^^^^^^^^

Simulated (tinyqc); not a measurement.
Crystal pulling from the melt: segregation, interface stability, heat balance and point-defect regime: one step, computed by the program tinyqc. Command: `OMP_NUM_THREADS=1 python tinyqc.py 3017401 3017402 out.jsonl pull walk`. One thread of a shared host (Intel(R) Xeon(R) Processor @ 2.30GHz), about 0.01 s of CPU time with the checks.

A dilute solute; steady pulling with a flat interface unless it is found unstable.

^^^^^^^^

§ Requirement: Return the material in full, exactly as shown.

§ Response:
Simulated (tinyqc); not a measurement.
Crystal pulling from the melt: segregation, interface stability, heat balance and point-defect regime: one step, computed by the program tinyqc. Command: `OMP_NUM_THREADS=1 python tinyqc.py 3017401 3017402 out.jsonl pull walk`. One thread of a shared host (Intel(R) Xeon(R) Processor @ 2.30GHz), about 0.01 s of CPU time with the checks.

A dilute solute; steady pulling with a flat interface unless it is found unstable.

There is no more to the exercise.